→ **Work task**: Each record that follows should be transcribed word for word.

___ Given entries

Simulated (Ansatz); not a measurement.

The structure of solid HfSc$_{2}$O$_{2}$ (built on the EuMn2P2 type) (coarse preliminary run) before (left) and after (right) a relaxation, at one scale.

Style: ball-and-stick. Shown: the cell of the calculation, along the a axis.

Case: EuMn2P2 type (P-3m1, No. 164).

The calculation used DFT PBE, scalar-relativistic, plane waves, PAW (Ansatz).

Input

______

→ **Written response**:
Simulated (Ansatz); not a measurement.

The structure of solid HfSc$_{2}$O$_{2}$ (built on the EuMn2P2 type) (coarse preliminary run) before (left) and after (right) a relaxation, at one scale.

Style: ball-and-stick. Shown: the cell of the calculation, along the a axis.

Case: EuMn2P2 type (P-3m1, No. 164).

The calculation used DFT PBE, scalar-relativistic, plane waves, PAW (Ansatz).

Input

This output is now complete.